++++ Data

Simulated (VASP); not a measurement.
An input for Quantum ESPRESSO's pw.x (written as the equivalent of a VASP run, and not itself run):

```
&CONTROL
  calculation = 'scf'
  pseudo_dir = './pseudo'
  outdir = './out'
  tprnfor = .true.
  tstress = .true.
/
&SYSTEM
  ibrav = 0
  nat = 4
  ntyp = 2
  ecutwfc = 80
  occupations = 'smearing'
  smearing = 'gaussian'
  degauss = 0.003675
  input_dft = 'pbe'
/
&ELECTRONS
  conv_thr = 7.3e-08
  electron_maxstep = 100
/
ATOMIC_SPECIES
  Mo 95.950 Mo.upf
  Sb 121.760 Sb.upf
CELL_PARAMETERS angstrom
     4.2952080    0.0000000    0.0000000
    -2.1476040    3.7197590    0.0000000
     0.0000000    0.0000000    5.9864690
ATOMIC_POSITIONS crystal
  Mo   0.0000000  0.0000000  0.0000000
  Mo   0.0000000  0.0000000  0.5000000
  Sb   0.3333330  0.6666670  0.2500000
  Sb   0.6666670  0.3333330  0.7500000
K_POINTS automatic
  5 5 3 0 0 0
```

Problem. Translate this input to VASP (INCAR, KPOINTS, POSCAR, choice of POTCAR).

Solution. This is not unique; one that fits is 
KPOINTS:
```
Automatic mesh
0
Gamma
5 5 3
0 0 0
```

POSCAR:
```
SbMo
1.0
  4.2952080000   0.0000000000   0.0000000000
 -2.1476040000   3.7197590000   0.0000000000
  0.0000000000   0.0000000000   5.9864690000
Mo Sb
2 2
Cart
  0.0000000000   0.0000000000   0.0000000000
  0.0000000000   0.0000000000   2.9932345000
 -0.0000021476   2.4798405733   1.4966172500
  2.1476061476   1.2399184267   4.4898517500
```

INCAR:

++++++++

Action item –
Copy out the entries above exactly as given, starting at the top and ending with the line containing "Problem. Translate this"; include both and nothing more.

Result –
Simulated (VASP); not a measurement.
An input for Quantum ESPRESSO's pw.x (written as the equivalent of a VASP run, and not itself run):

```
&CONTROL
  calculation = 'scf'
  pseudo_dir = './pseudo'
  outdir = './out'
  tprnfor = .true.
  tstress = .true.
/
&SYSTEM
  ibrav = 0
  nat = 4
  ntyp = 2
  ecutwfc = 80
  occupations = 'smearing'
  smearing = 'gaussian'
  degauss = 0.003675
  input_dft = 'pbe'
/
&ELECTRONS
  conv_thr = 7.3e-08
  electron_maxstep = 100
/
ATOMIC_SPECIES
  Mo 95.950 Mo.upf
  Sb 121.760 Sb.upf
CELL_PARAMETERS angstrom
     4.2952080    0.0000000    0.0000000
    -2.1476040    3.7197590    0.0000000
     0.0000000    0.0000000    5.9864690
ATOMIC_POSITIONS crystal
  Mo   0.0000000  0.0000000  0.0000000
  Mo   0.0000000  0.0000000  0.5000000
  Sb   0.3333330  0.6666670  0.2500000
  Sb   0.6666670  0.3333330  0.7500000
K_POINTS automatic
  5 5 3 0 0 0
```

Problem. Translate this input to VASP (INCAR, KPOINTS, POSCAR, choice of POTCAR).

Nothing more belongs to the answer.